Work item:
Give the entries again exactly, every one of them.

***
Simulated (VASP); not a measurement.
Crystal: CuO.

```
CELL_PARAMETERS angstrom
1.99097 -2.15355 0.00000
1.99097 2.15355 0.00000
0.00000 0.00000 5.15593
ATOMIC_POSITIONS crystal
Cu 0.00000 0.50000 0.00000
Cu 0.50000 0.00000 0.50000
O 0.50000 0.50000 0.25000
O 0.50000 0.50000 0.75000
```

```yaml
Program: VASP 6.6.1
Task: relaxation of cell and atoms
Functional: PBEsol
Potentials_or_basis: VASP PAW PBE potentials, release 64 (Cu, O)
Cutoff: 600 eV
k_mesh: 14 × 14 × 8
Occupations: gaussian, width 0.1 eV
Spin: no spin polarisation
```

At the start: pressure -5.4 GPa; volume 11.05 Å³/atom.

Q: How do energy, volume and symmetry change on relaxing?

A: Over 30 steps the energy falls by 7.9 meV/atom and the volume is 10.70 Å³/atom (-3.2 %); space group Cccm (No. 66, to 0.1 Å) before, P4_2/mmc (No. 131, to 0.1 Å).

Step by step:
***

Response box:
Simulated (VASP); not a measurement.
Crystal: CuO.

```
CELL_PARAMETERS angstrom
1.99097 -2.15355 0.00000
1.99097 2.15355 0.00000
0.00000 0.00000 5.15593
ATOMIC_POSITIONS crystal
Cu 0.00000 0.50000 0.00000
Cu 0.50000 0.00000 0.50000
O 0.50000 0.50000 0.25000
O 0.50000 0.50000 0.75000
```

```yaml
Program: VASP 6.6.1
Task: relaxation of cell and atoms
Functional: PBEsol
Potentials_or_basis: VASP PAW PBE potentials, release 64 (Cu, O)
Cutoff: 600 eV
k_mesh: 14 × 14 × 8
Occupations: gaussian, width 0.1 eV
Spin: no spin polarisation
```

At the start: pressure -5.4 GPa; volume 11.05 Å³/atom.

Q: How do energy, volume and symmetry change on relaxing?

A: Over 30 steps the energy falls by 7.9 meV/atom and the volume is 10.70 Å³/atom (-3.2 %); space group Cccm (No. 66, to 0.1 Å) before, P4_2/mmc (No. 131, to 0.1 Å).

Step by step:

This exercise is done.